Record extracts Start Marker

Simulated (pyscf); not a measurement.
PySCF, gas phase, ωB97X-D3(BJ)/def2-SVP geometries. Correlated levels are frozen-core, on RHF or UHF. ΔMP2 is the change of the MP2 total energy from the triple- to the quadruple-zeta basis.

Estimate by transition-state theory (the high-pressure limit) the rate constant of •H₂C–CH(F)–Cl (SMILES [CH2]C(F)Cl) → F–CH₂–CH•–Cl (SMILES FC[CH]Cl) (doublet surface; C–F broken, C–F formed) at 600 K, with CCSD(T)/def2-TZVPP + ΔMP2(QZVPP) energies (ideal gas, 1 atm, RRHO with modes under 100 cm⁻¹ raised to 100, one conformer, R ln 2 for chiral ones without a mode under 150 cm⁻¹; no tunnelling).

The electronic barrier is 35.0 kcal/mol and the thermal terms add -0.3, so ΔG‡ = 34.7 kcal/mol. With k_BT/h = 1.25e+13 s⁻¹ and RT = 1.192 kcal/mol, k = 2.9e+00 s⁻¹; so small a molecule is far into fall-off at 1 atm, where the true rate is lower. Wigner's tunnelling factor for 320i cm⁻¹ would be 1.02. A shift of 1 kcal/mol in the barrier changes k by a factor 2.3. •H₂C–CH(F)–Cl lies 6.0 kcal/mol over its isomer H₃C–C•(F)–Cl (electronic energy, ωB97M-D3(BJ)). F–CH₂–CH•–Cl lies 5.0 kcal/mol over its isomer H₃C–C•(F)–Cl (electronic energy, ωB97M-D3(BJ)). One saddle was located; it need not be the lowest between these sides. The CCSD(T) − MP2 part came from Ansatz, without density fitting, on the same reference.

Record extracts End Marker

▶ _Assignment_
The response should be the listing above, limited to the lines between the one holding "PySCF, gas phase, ωB97X-D3(BJ)/def2-SVP" and the one holding "Estimate by transition-state", inclusive, reproduced exactly.

▶ _Solution_
PySCF, gas phase, ωB97X-D3(BJ)/def2-SVP geometries. Correlated levels are frozen-core, on RHF or UHF. ΔMP2 is the change of the MP2 total energy from the triple- to the quadruple-zeta basis.

Estimate by transition-state theory (the high-pressure limit) the rate constant of •H₂C–CH(F)–Cl (SMILES [CH2]C(F)Cl) → F–CH₂–CH•–Cl (SMILES FC[CH]Cl) (doublet surface; C–F broken, C–F formed) at 600 K, with CCSD(T)/def2-TZVPP + ΔMP2(QZVPP) energies (ideal gas, 1 atm, RRHO with modes under 100 cm⁻¹ raised to 100, one conformer, R ln 2 for chiral ones without a mode under 150 cm⁻¹; no tunnelling).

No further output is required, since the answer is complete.